The records follow. Print, word for word, the first line through the "VASP | Ansatz |" line.

Source material -

——

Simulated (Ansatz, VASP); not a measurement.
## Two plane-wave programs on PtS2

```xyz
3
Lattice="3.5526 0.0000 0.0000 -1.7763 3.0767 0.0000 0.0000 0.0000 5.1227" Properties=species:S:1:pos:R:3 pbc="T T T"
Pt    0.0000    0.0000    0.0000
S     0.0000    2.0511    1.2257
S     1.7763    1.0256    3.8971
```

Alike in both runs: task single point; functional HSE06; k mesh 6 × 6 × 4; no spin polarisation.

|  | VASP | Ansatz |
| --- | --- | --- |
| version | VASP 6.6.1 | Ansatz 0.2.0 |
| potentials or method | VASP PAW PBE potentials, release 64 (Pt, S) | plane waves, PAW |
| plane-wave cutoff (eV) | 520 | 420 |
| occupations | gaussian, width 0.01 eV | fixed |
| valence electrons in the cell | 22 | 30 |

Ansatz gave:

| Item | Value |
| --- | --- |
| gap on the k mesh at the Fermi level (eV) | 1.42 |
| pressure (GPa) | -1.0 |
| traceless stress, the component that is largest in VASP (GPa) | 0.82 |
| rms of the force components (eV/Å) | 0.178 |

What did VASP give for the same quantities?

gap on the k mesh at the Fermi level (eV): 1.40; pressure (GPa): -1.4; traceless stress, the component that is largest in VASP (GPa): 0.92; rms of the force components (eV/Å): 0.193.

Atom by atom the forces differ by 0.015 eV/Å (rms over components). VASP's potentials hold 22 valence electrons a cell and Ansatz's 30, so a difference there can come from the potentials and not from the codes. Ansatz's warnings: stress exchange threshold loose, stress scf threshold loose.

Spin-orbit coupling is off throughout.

——

Task answer -
Simulated (Ansatz, VASP); not a measurement.
## Two plane-wave programs on PtS2

```xyz
3
Lattice="3.5526 0.0000 0.0000 -1.7763 3.0767 0.0000 0.0000 0.0000 5.1227" Properties=species:S:1:pos:R:3 pbc="T T T"
Pt    0.0000    0.0000    0.0000
S     0.0000    2.0511    1.2257
S     1.7763    1.0256    3.8971
```

Alike in both runs: task single point; functional HSE06; k mesh 6 × 6 × 4; no spin polarisation.

|  | VASP | Ansatz |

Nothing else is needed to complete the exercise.